START EXTRACTED RECORDS

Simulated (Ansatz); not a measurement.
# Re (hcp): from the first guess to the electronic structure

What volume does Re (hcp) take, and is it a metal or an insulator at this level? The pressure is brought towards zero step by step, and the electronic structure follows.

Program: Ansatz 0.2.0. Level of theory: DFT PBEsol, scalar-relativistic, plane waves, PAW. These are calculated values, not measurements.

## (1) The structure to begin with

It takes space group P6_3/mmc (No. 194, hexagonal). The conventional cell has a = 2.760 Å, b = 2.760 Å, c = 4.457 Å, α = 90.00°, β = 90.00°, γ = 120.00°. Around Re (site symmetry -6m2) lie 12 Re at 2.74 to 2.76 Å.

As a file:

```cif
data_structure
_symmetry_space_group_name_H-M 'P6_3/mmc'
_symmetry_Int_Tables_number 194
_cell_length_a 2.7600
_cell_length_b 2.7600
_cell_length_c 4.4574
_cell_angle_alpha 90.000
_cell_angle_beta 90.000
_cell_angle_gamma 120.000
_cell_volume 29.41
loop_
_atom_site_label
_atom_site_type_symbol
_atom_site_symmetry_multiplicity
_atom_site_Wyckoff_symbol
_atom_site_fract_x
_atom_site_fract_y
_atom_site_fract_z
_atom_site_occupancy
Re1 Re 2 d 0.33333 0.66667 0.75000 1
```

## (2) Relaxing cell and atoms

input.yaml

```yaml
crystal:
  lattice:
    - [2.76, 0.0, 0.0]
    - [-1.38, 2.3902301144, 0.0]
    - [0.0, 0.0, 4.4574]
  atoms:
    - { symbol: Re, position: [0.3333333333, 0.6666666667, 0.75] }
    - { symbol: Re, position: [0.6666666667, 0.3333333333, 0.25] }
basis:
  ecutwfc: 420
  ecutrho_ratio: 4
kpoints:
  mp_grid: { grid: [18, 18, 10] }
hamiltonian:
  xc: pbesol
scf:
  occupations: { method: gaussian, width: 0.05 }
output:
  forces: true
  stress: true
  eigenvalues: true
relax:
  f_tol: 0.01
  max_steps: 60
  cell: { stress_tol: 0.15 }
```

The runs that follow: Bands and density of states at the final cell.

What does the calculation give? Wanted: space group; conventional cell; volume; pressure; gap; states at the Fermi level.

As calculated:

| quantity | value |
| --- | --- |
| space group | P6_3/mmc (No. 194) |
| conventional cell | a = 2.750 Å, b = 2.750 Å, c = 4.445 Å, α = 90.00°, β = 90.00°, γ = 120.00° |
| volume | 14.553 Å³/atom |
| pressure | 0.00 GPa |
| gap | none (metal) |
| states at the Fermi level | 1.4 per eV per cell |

END EXTRACTED RECORDS

I'd like the lines above from the one with "quantity | value |" up to and including the one with "none (metal) |" copied exactly, with no other lines.

| quantity | value |
| --- | --- |
| space group | P6_3/mmc (No. 194) |
| conventional cell | a = 2.750 Å, b = 2.750 Å, c = 4.445 Å, α = 90.00°, β = 90.00°, γ = 120.00° |
| volume | 14.553 Å³/atom |
| pressure | 0.00 GPa |
| gap | none (metal) |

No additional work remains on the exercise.